ENTRIES SUPPLIED —
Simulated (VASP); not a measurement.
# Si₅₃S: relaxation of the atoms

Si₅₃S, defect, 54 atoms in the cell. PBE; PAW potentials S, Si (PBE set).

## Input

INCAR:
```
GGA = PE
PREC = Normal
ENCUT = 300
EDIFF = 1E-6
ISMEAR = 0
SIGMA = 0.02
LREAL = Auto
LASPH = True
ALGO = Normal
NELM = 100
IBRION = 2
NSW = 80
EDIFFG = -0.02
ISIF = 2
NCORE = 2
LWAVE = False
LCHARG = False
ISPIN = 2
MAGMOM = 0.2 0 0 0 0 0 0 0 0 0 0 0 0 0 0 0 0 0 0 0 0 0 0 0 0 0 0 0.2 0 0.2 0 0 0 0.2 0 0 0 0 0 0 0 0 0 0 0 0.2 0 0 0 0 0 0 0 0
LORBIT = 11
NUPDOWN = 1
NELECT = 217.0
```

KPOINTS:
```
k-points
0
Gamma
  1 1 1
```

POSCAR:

TASK ITEM — The material shown above must be written out again in full, exactly as it reads.

SOLUTION —
Simulated (VASP); not a measurement.
# Si₅₃S: relaxation of the atoms

Si₅₃S, defect, 54 atoms in the cell. PBE; PAW potentials S, Si (PBE set).

## Input

INCAR:
```
GGA = PE
PREC = Normal
ENCUT = 300
EDIFF = 1E-6
ISMEAR = 0
SIGMA = 0.02
LREAL = Auto
LASPH = True
ALGO = Normal
NELM = 100
IBRION = 2
NSW = 80
EDIFFG = -0.02
ISIF = 2
NCORE = 2
LWAVE = False
LCHARG = False
ISPIN = 2
MAGMOM = 0.2 0 0 0 0 0 0 0 0 0 0 0 0 0 0 0 0 0 0 0 0 0 0 0 0 0 0 0.2 0 0.2 0 0 0 0.2 0 0 0 0 0 0 0 0 0 0 0 0.2 0 0 0 0 0 0 0 0
LORBIT = 11
NUPDOWN = 1
NELECT = 217.0
```

KPOINTS:
```
k-points
0
Gamma
  1 1 1
```

POSCAR:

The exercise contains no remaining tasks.